________________________________________
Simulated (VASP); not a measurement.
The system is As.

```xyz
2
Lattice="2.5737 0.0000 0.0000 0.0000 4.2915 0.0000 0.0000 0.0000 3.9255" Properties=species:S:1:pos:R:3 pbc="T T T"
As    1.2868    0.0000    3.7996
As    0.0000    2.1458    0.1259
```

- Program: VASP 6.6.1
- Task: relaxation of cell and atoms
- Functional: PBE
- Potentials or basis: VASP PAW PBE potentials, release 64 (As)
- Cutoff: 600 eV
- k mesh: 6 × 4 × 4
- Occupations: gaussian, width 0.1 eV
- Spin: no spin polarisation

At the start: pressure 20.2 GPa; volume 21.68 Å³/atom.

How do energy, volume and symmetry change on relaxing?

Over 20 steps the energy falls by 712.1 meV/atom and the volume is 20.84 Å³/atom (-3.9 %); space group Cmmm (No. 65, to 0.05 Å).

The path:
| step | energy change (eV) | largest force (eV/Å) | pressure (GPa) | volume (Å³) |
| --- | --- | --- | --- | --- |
________________________________________

Write every record out again, unaltered.

* [Your solution]
Simulated (VASP); not a measurement.
The system is As.

```xyz
2
Lattice="2.5737 0.0000 0.0000 0.0000 4.2915 0.0000 0.0000 0.0000 3.9255" Properties=species:S:1:pos:R:3 pbc="T T T"
As    1.2868    0.0000    3.7996
As    0.0000    2.1458    0.1259
```

- Program: VASP 6.6.1
- Task: relaxation of cell and atoms
- Functional: PBE
- Potentials or basis: VASP PAW PBE potentials, release 64 (As)
- Cutoff: 600 eV
- k mesh: 6 × 4 × 4
- Occupations: gaussian, width 0.1 eV
- Spin: no spin polarisation

At the start: pressure 20.2 GPa; volume 21.68 Å³/atom.

How do energy, volume and symmetry change on relaxing?

Over 20 steps the energy falls by 712.1 meV/atom and the volume is 20.84 Å³/atom (-3.9 %); space group Cmmm (No. 65, to 0.05 Å).

The path:
| step | energy change (eV) | largest force (eV/Å) | pressure (GPa) | volume (Å³) |
| --- | --- | --- | --- | --- |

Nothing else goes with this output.